◆ **MATERIAL PROVIDED**
————————
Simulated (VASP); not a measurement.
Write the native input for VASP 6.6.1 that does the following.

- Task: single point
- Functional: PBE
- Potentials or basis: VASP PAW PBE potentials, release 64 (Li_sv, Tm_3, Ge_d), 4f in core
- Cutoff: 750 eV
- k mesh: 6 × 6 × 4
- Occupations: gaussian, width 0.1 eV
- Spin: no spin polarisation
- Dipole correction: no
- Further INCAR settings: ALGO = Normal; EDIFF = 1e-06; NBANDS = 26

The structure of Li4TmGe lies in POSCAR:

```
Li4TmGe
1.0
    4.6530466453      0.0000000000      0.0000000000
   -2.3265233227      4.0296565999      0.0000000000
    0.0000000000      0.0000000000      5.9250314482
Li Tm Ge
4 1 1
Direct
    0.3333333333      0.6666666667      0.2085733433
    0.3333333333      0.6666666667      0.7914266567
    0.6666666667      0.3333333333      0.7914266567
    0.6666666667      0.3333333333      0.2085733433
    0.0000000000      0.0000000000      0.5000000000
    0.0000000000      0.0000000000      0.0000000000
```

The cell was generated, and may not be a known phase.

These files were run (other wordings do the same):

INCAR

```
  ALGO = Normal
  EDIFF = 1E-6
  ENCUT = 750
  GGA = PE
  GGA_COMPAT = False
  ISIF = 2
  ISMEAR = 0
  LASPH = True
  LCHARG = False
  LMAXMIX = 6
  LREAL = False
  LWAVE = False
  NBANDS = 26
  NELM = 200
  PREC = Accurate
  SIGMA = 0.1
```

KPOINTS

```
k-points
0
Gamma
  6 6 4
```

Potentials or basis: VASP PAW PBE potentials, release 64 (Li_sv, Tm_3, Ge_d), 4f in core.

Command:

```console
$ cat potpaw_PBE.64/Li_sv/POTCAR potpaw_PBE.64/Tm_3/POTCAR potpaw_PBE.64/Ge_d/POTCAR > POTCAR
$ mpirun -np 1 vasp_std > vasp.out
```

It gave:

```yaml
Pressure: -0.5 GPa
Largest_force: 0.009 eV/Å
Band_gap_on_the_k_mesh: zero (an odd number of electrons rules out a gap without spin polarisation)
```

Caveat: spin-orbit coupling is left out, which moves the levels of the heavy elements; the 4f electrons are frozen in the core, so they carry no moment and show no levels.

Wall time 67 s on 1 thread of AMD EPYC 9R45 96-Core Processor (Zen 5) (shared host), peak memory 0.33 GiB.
————————

◆ **ASSIGNED TASK**
Please make an exact copy of the lines above from the line with "These files were" through the line with "Caveat: spin-orbit coupling", both ends included.

◆ **ANSWER SPACE**
These files were run (other wordings do the same):

INCAR

```
  ALGO = Normal
  EDIFF = 1E-6
  ENCUT = 750
  GGA = PE
  GGA_COMPAT = False
  ISIF = 2
  ISMEAR = 0
  LASPH = True
  LCHARG = False
  LMAXMIX = 6
  LREAL = False
  LWAVE = False
  NBANDS = 26
  NELM = 200
  PREC = Accurate
  SIGMA = 0.1
```

KPOINTS

```
k-points
0
Gamma
  6 6 4
```

Potentials or basis: VASP PAW PBE potentials, release 64 (Li_sv, Tm_3, Ge_d), 4f in core.

Command:

```console
$ cat potpaw_PBE.64/Li_sv/POTCAR potpaw_PBE.64/Tm_3/POTCAR potpaw_PBE.64/Ge_d/POTCAR > POTCAR
$ mpirun -np 1 vasp_std > vasp.out
```

It gave:

```yaml
Pressure: -0.5 GPa
Largest_force: 0.009 eV/Å
Band_gap_on_the_k_mesh: zero (an odd number of electrons rules out a gap without spin polarisation)
```

Caveat: spin-orbit coupling is left out, which moves the levels of the heavy elements; the 4f electrons are frozen in the core, so they carry no moment and show no levels.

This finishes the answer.